Exercise. The response must be a precise copy of the records that follow.

Extracted records.
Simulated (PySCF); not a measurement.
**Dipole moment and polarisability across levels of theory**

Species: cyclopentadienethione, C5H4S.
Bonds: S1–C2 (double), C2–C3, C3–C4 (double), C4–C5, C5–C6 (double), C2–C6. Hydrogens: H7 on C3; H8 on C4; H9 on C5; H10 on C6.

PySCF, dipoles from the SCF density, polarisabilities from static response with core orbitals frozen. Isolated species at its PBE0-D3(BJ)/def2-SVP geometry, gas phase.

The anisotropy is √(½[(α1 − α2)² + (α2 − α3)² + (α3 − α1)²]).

Exercise response.
Simulated (PySCF); not a measurement.
**Dipole moment and polarisability across levels of theory**

Species: cyclopentadienethione, C5H4S.
Bonds: S1–C2 (double), C2–C3, C3–C4 (double), C4–C5, C5–C6 (double), C2–C6. Hydrogens: H7 on C3; H8 on C4; H9 on C5; H10 on C6.

PySCF, dipoles from the SCF density, polarisabilities from static response with core orbitals frozen. Isolated species at its PBE0-D3(BJ)/def2-SVP geometry, gas phase.

The anisotropy is √(½[(α1 − α2)² + (α2 − α3)² + (α3 − α1)²]).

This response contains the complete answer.